Please copy, character for character, each line from the beginning of the listing to the line containing "Answer: Formed: Si1–O7, F2–H6;", including both.

—————
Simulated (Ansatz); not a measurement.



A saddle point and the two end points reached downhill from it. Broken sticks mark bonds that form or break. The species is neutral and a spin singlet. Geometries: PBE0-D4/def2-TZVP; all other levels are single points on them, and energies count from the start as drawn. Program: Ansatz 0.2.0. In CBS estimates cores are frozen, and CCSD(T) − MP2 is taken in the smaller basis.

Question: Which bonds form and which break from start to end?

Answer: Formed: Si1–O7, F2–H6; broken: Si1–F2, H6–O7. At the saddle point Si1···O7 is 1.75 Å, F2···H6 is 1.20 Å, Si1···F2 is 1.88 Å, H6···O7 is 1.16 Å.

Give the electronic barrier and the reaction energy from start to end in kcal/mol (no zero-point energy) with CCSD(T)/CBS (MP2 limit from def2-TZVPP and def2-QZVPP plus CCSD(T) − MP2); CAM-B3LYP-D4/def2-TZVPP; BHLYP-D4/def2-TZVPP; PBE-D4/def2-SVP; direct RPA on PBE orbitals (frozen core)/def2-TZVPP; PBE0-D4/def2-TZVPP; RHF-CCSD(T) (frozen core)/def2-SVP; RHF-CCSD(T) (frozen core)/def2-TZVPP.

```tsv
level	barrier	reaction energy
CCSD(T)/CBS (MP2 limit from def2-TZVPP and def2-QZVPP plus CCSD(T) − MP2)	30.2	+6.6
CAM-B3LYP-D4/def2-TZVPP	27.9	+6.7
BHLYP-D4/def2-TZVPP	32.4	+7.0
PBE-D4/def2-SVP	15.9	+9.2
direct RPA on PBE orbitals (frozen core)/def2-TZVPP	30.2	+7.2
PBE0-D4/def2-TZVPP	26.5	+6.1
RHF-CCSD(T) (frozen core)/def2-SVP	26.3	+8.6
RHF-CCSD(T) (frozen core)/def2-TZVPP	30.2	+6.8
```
—————

Task output:
Simulated (Ansatz); not a measurement.



A saddle point and the two end points reached downhill from it. Broken sticks mark bonds that form or break. The species is neutral and a spin singlet. Geometries: PBE0-D4/def2-TZVP; all other levels are single points on them, and energies count from the start as drawn. Program: Ansatz 0.2.0. In CBS estimates cores are frozen, and CCSD(T) − MP2 is taken in the smaller basis.

Question: Which bonds form and which break from start to end?

Answer: Formed: Si1–O7, F2–H6; broken: Si1–F2, H6–O7. At the saddle point Si1···O7 is 1.75 Å, F2···H6 is 1.20 Å, Si1···F2 is 1.88 Å, H6···O7 is 1.16 Å.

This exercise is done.